SUPPLIED INFORMATION:
^^^^

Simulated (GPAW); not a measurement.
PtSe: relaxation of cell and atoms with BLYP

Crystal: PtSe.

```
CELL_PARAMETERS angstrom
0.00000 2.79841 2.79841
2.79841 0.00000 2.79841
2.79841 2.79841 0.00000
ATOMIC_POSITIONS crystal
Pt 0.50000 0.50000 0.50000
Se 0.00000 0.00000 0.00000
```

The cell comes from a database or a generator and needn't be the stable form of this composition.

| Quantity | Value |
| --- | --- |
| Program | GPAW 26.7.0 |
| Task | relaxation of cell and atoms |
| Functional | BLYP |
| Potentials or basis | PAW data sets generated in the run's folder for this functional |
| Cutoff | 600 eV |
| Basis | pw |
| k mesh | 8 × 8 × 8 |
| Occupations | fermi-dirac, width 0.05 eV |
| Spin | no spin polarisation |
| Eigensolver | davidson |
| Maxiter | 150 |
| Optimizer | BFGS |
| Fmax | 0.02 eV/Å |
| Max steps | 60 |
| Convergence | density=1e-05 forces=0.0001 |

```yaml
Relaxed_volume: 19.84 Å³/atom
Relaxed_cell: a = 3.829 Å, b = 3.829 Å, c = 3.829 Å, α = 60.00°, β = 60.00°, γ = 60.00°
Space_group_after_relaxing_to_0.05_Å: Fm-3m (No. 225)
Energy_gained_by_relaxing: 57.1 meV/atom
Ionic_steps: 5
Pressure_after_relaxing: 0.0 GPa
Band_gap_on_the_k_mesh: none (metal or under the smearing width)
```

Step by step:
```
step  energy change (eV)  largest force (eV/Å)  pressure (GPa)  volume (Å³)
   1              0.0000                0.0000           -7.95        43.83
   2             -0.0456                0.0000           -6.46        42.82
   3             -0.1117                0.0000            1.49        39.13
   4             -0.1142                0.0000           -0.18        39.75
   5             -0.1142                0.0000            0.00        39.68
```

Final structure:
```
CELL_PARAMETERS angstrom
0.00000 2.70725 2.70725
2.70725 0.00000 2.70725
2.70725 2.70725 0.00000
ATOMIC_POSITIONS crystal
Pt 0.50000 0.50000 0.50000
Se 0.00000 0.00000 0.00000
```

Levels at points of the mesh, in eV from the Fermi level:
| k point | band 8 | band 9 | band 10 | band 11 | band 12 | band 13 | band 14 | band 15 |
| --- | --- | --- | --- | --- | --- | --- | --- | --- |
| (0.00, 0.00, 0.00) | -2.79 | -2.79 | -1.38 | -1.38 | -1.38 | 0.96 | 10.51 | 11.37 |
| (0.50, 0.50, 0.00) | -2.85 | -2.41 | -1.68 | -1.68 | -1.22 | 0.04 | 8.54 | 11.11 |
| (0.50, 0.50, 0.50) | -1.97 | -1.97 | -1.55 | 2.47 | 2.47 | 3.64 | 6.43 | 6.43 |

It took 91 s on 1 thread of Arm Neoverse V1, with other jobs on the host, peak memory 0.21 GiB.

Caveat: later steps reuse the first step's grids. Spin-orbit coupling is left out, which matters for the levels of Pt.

^^^^

Your answer must consist solely of the lines above between the line holding "8.54 | 11.11 |" and the line holding "It took 91 s", inclusive, copied exactly.

| (0.50, 0.50, 0.00) | -2.85 | -2.41 | -1.68 | -1.68 | -1.22 | 0.04 | 8.54 | 11.11 |
| (0.50, 0.50, 0.50) | -1.97 | -1.97 | -1.55 | 2.47 | 2.47 | 3.64 | 6.43 | 6.43 |

It took 91 s on 1 thread of Arm Neoverse V1, with other jobs on the host, peak memory 0.21 GiB.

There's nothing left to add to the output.